**Work instruction:** Retype the whole listing that follows, with nothing added or left out.

━━━ Records provided ━━━
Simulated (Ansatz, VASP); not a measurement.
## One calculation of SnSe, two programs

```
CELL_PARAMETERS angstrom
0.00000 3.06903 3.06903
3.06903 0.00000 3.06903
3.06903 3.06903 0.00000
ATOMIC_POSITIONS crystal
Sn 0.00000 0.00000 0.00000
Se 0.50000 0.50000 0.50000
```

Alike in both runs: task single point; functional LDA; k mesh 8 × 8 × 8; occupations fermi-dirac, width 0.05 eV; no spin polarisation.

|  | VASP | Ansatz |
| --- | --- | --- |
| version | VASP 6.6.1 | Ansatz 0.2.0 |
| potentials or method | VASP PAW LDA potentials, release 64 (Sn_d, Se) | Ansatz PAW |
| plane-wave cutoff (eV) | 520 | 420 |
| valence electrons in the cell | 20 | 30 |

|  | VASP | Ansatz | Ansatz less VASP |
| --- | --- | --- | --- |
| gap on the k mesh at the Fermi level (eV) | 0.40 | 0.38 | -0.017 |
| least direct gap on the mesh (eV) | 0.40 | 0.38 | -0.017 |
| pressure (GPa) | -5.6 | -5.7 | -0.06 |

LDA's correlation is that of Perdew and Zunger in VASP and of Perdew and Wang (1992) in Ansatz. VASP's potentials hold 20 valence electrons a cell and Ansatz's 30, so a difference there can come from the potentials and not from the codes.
━━━

**Exercise response:**
Simulated (Ansatz, VASP); not a measurement.
## One calculation of SnSe, two programs

```
CELL_PARAMETERS angstrom
0.00000 3.06903 3.06903
3.06903 0.00000 3.06903
3.06903 3.06903 0.00000
ATOMIC_POSITIONS crystal
Sn 0.00000 0.00000 0.00000
Se 0.50000 0.50000 0.50000
```

Alike in both runs: task single point; functional LDA; k mesh 8 × 8 × 8; occupations fermi-dirac, width 0.05 eV; no spin polarisation.

|  | VASP | Ansatz |
| --- | --- | --- |
| version | VASP 6.6.1 | Ansatz 0.2.0 |
| potentials or method | VASP PAW LDA potentials, release 64 (Sn_d, Se) | Ansatz PAW |
| plane-wave cutoff (eV) | 520 | 420 |
| valence electrons in the cell | 20 | 30 |

|  | VASP | Ansatz | Ansatz less VASP |
| --- | --- | --- | --- |
| gap on the k mesh at the Fermi level (eV) | 0.40 | 0.38 | -0.017 |
| least direct gap on the mesh (eV) | 0.40 | 0.38 | -0.017 |
| pressure (GPa) | -5.6 | -5.7 | -0.06 |

LDA's correlation is that of Perdew and Zunger in VASP and of Perdew and Wang (1992) in Ansatz. VASP's potentials hold 20 valence electrons a cell and Ansatz's 30, so a difference there can come from the potentials and not from the codes.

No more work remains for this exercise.